▶ PROVIDED MATERIAL
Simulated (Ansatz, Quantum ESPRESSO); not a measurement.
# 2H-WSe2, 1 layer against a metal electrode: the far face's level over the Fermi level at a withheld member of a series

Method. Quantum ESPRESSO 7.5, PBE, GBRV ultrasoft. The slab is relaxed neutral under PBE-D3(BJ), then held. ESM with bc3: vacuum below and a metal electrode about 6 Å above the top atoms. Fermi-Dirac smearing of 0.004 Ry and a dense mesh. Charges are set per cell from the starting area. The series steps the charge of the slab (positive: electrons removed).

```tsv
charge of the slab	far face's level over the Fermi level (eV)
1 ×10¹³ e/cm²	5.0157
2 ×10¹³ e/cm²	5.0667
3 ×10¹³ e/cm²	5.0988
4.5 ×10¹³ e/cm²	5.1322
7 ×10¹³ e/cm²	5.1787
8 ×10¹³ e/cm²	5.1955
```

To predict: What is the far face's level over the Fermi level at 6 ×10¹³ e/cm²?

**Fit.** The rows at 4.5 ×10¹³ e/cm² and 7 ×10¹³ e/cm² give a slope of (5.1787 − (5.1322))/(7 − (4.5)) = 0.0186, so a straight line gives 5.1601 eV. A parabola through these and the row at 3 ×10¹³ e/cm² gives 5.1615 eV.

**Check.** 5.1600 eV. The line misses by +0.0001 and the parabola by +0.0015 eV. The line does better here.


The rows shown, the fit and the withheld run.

▶ ACTIVITY
Without altering a single word, write out the whole listing.

▶ WRITTEN SOLUTION
Simulated (Ansatz, Quantum ESPRESSO); not a measurement.
# 2H-WSe2, 1 layer against a metal electrode: the far face's level over the Fermi level at a withheld member of a series

Method. Quantum ESPRESSO 7.5, PBE, GBRV ultrasoft. The slab is relaxed neutral under PBE-D3(BJ), then held. ESM with bc3: vacuum below and a metal electrode about 6 Å above the top atoms. Fermi-Dirac smearing of 0.004 Ry and a dense mesh. Charges are set per cell from the starting area. The series steps the charge of the slab (positive: electrons removed).

```tsv
charge of the slab	far face's level over the Fermi level (eV)
1 ×10¹³ e/cm²	5.0157
2 ×10¹³ e/cm²	5.0667
3 ×10¹³ e/cm²	5.0988
4.5 ×10¹³ e/cm²	5.1322
7 ×10¹³ e/cm²	5.1787
8 ×10¹³ e/cm²	5.1955
```

To predict: What is the far face's level over the Fermi level at 6 ×10¹³ e/cm²?

**Fit.** The rows at 4.5 ×10¹³ e/cm² and 7 ×10¹³ e/cm² give a slope of (5.1787 − (5.1322))/(7 − (4.5)) = 0.0186, so a straight line gives 5.1601 eV. A parabola through these and the row at 3 ×10¹³ e/cm² gives 5.1615 eV.

**Check.** 5.1600 eV. The line misses by +0.0001 and the parabola by +0.0015 eV. The line does better here.


The rows shown, the fit and the withheld run.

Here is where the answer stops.